### [TASK ITEM]
Read the data below. Then repeat all of it exactly.

### [EXTRACTED INFORMATION]
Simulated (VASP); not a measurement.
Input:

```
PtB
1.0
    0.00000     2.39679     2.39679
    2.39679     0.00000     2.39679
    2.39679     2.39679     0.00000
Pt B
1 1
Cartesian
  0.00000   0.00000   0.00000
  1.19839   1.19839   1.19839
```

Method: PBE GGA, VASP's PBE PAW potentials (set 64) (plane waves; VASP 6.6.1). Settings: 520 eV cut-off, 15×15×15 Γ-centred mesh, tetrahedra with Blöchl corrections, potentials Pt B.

### [EXERCISE RESULT]
Simulated (VASP); not a measurement.
Input:

```
PtB
1.0
    0.00000     2.39679     2.39679
    2.39679     0.00000     2.39679
    2.39679     2.39679     0.00000
Pt B
1 1
Cartesian
  0.00000   0.00000   0.00000
  1.19839   1.19839   1.19839
```

Method: PBE GGA, VASP's PBE PAW potentials (set 64) (plane waves; VASP 6.6.1). Settings: 520 eV cut-off, 15×15×15 Γ-centred mesh, tetrahedra with Blöchl corrections, potentials Pt B.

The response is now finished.